____________

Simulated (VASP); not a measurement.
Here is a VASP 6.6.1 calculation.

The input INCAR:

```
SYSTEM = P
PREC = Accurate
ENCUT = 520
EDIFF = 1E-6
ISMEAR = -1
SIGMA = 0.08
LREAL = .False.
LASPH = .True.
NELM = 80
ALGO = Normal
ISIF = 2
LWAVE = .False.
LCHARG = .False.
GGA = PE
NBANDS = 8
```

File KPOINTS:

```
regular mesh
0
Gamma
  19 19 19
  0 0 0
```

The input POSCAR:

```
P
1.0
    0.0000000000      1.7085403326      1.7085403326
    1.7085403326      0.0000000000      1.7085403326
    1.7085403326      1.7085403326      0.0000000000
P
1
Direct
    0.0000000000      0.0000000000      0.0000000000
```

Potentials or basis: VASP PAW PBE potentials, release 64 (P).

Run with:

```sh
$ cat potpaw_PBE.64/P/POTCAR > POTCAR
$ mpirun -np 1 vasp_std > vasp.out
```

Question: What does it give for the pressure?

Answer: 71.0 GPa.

____________

▸ ACTION ITEM
What do the lines of the material read, from the first through the line with "Question: What does it give for the pressure?"? Transcribe them exactly and stop there.

▸ PROBLEM SOLUTION
Simulated (VASP); not a measurement.
Here is a VASP 6.6.1 calculation.

The input INCAR:

```
SYSTEM = P
PREC = Accurate
ENCUT = 520
EDIFF = 1E-6
ISMEAR = -1
SIGMA = 0.08
LREAL = .False.
LASPH = .True.
NELM = 80
ALGO = Normal
ISIF = 2
LWAVE = .False.
LCHARG = .False.
GGA = PE
NBANDS = 8
```

File KPOINTS:

```
regular mesh
0
Gamma
  19 19 19
  0 0 0
```

The input POSCAR:

```
P
1.0
    0.0000000000      1.7085403326      1.7085403326
    1.7085403326      0.0000000000      1.7085403326
    1.7085403326      1.7085403326      0.0000000000
P
1
Direct
    0.0000000000      0.0000000000      0.0000000000
```

Potentials or basis: VASP PAW PBE potentials, release 64 (P).

Run with:

```sh
$ cat potpaw_PBE.64/P/POTCAR > POTCAR
$ mpirun -np 1 vasp_std > vasp.out
```

Question: What does it give for the pressure?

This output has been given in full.